Look below for the line containing "These are static"; from there, print each line exactly up to and including the line containing "An observed structure", and stop.

####

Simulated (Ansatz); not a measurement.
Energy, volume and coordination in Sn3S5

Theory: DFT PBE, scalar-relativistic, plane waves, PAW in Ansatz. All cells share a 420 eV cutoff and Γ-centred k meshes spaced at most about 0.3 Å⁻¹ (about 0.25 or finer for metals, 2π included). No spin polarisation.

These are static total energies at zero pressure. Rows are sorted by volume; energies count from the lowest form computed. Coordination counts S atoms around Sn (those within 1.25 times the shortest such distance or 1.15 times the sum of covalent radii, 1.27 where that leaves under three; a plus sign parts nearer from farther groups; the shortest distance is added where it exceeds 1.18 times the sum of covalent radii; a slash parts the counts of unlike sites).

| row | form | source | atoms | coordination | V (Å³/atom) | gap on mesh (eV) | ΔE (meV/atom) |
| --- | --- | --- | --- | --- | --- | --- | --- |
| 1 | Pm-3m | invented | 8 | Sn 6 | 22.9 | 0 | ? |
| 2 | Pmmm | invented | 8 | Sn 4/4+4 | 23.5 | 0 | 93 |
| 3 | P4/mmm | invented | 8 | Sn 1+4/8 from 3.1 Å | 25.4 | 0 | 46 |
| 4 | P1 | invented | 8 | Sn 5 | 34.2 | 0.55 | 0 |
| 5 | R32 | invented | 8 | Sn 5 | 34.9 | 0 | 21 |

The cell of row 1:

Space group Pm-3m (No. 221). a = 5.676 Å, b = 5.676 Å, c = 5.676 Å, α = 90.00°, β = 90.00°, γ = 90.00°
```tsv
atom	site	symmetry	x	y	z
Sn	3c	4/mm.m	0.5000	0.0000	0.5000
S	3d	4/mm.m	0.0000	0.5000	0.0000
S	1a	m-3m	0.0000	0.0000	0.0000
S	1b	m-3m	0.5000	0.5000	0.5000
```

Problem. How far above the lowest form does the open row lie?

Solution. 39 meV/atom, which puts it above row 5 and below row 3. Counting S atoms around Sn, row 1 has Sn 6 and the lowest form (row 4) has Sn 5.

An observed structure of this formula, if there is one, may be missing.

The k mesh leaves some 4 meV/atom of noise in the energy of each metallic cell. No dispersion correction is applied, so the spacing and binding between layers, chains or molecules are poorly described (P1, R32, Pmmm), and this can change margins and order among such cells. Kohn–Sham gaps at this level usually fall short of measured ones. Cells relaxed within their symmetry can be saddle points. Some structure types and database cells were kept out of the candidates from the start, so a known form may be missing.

####

## Your response
These are static total energies at zero pressure. Rows are sorted by volume; energies count from the lowest form computed. Coordination counts S atoms around Sn (those within 1.25 times the shortest such distance or 1.15 times the sum of covalent radii, 1.27 where that leaves under three; a plus sign parts nearer from farther groups; the shortest distance is added where it exceeds 1.18 times the sum of covalent radii; a slash parts the counts of unlike sites).

| row | form | source | atoms | coordination | V (Å³/atom) | gap on mesh (eV) | ΔE (meV/atom) |
| --- | --- | --- | --- | --- | --- | --- | --- |
| 1 | Pm-3m | invented | 8 | Sn 6 | 22.9 | 0 | ? |
| 2 | Pmmm | invented | 8 | Sn 4/4+4 | 23.5 | 0 | 93 |
| 3 | P4/mmm | invented | 8 | Sn 1+4/8 from 3.1 Å | 25.4 | 0 | 46 |
| 4 | P1 | invented | 8 | Sn 5 | 34.2 | 0.55 | 0 |
| 5 | R32 | invented | 8 | Sn 5 | 34.9 | 0 | 21 |

The cell of row 1:

Space group Pm-3m (No. 221). a = 5.676 Å, b = 5.676 Å, c = 5.676 Å, α = 90.00°, β = 90.00°, γ = 90.00°
```tsv
atom	site	symmetry	x	y	z
Sn	3c	4/mm.m	0.5000	0.0000	0.5000
S	3d	4/mm.m	0.0000	0.5000	0.0000
S	1a	m-3m	0.0000	0.0000	0.0000
S	1b	m-3m	0.5000	0.5000	0.5000
```

Problem. How far above the lowest form does the open row lie?

Solution. 39 meV/atom, which puts it above row 5 and below row 3. Counting S atoms around Sn, row 1 has Sn 6 and the lowest form (row 4) has Sn 5.

An observed structure of this formula, if there is one, may be missing.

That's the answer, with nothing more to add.